[Entries shown]
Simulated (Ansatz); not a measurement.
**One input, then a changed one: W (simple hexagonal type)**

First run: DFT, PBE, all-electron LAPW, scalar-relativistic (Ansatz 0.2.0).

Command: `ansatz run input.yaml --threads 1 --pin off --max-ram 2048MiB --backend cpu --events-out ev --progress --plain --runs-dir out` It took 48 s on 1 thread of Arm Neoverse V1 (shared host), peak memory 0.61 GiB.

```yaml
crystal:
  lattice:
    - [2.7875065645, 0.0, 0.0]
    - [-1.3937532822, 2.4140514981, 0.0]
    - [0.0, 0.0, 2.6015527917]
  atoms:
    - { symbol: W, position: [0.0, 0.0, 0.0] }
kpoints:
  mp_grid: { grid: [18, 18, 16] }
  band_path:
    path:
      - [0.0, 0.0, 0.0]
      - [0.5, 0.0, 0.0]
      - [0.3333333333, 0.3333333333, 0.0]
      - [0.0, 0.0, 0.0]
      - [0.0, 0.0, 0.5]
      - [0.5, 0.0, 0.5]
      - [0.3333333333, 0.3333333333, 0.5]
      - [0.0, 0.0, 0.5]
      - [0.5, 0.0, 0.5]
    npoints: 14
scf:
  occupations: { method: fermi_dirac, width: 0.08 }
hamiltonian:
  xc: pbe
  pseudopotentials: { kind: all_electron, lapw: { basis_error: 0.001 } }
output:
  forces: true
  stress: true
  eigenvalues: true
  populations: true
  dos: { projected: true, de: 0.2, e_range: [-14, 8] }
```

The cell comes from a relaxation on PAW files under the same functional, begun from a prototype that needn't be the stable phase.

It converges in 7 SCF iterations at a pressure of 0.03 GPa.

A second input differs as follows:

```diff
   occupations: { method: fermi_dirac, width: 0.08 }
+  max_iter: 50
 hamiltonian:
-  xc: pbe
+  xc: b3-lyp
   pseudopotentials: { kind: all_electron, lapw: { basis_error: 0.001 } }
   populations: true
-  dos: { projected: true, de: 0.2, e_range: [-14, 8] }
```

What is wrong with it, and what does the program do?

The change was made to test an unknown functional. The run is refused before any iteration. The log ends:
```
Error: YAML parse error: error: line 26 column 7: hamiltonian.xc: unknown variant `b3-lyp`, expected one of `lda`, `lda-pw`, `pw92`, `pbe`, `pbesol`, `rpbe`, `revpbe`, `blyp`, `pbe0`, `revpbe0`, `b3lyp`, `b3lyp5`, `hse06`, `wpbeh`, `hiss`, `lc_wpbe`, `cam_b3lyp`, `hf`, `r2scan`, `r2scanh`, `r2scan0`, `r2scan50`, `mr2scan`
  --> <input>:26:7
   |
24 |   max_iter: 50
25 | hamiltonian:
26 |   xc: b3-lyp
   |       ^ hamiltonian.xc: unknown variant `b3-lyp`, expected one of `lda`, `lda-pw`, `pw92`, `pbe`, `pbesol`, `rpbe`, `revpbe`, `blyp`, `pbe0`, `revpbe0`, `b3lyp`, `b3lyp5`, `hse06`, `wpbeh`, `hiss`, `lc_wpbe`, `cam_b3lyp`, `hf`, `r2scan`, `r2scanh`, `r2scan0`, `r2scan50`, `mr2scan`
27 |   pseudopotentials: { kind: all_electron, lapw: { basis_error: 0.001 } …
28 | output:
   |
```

[Action item] Your reply must contain exactly the lines from the first line of the data through the line holding "First run: DFT, PBE, all-electron", and nothing more.

[Result]
Simulated (Ansatz); not a measurement.
**One input, then a changed one: W (simple hexagonal type)**

First run: DFT, PBE, all-electron LAPW, scalar-relativistic (Ansatz 0.2.0).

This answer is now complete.